##### ENTRIES SHOWN

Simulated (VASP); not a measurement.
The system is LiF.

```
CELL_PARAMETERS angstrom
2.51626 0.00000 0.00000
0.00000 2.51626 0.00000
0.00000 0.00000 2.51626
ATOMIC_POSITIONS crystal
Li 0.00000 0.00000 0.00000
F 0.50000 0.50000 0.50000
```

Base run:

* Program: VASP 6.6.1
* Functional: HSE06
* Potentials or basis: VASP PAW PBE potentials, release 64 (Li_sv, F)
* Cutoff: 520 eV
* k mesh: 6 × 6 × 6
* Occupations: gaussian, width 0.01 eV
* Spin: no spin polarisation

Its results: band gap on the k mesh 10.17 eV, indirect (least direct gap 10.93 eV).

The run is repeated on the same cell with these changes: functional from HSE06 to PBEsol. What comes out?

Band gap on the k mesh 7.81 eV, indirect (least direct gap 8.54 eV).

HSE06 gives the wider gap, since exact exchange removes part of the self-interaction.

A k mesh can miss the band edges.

##########

BRIEF: Write out every record, exactly as written.

PROBLEM SOLUTION:
Simulated (VASP); not a measurement.
The system is LiF.

```
CELL_PARAMETERS angstrom
2.51626 0.00000 0.00000
0.00000 2.51626 0.00000
0.00000 0.00000 2.51626
ATOMIC_POSITIONS crystal
Li 0.00000 0.00000 0.00000
F 0.50000 0.50000 0.50000
```

Base run:

* Program: VASP 6.6.1
* Functional: HSE06
* Potentials or basis: VASP PAW PBE potentials, release 64 (Li_sv, F)
* Cutoff: 520 eV
* k mesh: 6 × 6 × 6
* Occupations: gaussian, width 0.01 eV
* Spin: no spin polarisation

Its results: band gap on the k mesh 10.17 eV, indirect (least direct gap 10.93 eV).

The run is repeated on the same cell with these changes: functional from HSE06 to PBEsol. What comes out?

Band gap on the k mesh 7.81 eV, indirect (least direct gap 8.54 eV).

HSE06 gives the wider gap, since exact exchange removes part of the self-interaction.

A k mesh can miss the band edges.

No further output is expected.